* _Work order_
Repeat the entries that appear below, exactly and in full.

*** Given entries ***

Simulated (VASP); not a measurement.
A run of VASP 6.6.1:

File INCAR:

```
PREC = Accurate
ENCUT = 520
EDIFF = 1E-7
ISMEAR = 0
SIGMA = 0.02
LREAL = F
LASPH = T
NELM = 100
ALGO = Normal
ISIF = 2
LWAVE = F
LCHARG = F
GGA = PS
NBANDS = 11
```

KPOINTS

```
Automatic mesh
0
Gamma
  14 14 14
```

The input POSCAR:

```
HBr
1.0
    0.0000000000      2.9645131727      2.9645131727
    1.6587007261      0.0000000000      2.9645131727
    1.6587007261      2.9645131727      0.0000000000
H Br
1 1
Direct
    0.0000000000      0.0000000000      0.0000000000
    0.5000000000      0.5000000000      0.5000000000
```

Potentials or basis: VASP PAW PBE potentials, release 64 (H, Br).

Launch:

*** End of Given entries ***

* _Exercise solution_
Simulated (VASP); not a measurement.
A run of VASP 6.6.1:

File INCAR:

```
PREC = Accurate
ENCUT = 520
EDIFF = 1E-7
ISMEAR = 0
SIGMA = 0.02
LREAL = F
LASPH = T
NELM = 100
ALGO = Normal
ISIF = 2
LWAVE = F
LCHARG = F
GGA = PS
NBANDS = 11
```

KPOINTS

```
Automatic mesh
0
Gamma
  14 14 14
```

The input POSCAR:

```
HBr
1.0
    0.0000000000      2.9645131727      2.9645131727
    1.6587007261      0.0000000000      2.9645131727
    1.6587007261      2.9645131727      0.0000000000
H Br
1 1
Direct
    0.0000000000      0.0000000000      0.0000000000
    0.5000000000      0.5000000000      0.5000000000
```

Potentials or basis: VASP PAW PBE potentials, release 64 (H, Br).

Launch:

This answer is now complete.